— DATA RECORDS —
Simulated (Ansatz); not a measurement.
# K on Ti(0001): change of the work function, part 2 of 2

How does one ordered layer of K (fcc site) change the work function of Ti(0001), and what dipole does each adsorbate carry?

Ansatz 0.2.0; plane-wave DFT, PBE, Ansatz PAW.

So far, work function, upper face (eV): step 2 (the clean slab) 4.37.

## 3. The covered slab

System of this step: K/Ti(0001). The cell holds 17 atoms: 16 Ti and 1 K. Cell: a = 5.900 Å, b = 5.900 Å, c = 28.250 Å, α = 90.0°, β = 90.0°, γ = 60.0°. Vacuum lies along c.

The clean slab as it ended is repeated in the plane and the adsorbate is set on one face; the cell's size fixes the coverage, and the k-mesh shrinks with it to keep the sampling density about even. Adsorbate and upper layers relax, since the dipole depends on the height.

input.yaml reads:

— ACTION ITEM —
Could you reproduce all of the material above, exactly as it reads?

— YOUR SOLUTION —
Simulated (Ansatz); not a measurement.
# K on Ti(0001): change of the work function, part 2 of 2

How does one ordered layer of K (fcc site) change the work function of Ti(0001), and what dipole does each adsorbate carry?

Ansatz 0.2.0; plane-wave DFT, PBE, Ansatz PAW.

So far, work function, upper face (eV): step 2 (the clean slab) 4.37.

## 3. The covered slab

System of this step: K/Ti(0001). The cell holds 17 atoms: 16 Ti and 1 K. Cell: a = 5.900 Å, b = 5.900 Å, c = 28.250 Å, α = 90.0°, β = 90.0°, γ = 60.0°. Vacuum lies along c.

The clean slab as it ended is repeated in the plane and the adsorbate is set on one face; the cell's size fixes the coverage, and the k-mesh shrinks with it to keep the sampling density about even. Adsorbate and upper layers relax, since the dipole depends on the height.

input.yaml reads:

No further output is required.